Take the records below and retype them line by line, from the first line through the one containing "- method: RKS"; stop there.

◆ ◆ ◆ ◆

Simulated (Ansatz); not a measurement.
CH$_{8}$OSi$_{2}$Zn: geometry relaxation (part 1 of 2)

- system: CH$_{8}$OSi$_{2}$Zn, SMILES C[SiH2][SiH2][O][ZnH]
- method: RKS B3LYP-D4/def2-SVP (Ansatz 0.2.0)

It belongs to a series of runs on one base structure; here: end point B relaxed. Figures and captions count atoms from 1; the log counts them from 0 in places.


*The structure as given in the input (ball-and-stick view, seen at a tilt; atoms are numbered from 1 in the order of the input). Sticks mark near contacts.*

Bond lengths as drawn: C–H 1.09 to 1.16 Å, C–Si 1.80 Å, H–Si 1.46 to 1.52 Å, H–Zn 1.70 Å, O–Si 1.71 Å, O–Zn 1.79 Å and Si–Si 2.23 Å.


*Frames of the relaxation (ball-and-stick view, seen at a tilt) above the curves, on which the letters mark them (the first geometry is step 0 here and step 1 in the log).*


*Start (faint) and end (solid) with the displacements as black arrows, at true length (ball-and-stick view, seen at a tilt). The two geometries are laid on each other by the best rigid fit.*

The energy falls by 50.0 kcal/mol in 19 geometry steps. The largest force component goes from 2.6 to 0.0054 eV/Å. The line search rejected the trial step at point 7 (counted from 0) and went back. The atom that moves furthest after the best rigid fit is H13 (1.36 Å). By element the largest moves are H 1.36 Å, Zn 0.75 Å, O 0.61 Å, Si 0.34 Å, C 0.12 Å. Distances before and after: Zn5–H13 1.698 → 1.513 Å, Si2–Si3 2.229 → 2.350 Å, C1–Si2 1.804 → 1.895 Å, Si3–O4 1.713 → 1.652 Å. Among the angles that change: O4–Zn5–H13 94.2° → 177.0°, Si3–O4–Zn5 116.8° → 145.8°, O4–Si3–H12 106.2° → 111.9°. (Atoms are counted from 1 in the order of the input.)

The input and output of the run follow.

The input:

◆ ◆ ◆ ◆

## WRITTEN REPLY
Simulated (Ansatz); not a measurement.
CH$_{8}$OSi$_{2}$Zn: geometry relaxation (part 1 of 2)

- system: CH$_{8}$OSi$_{2}$Zn, SMILES C[SiH2][SiH2][O][ZnH]
- method: RKS B3LYP-D4/def2-SVP (Ansatz 0.2.0)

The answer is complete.